* * * * * * * * *

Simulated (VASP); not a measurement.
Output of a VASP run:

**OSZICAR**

* * * * * * * * *

● Activity
The data above needs to be retyped in full, exactly as given.

● Response
Simulated (VASP); not a measurement.
Output of a VASP run:

**OSZICAR**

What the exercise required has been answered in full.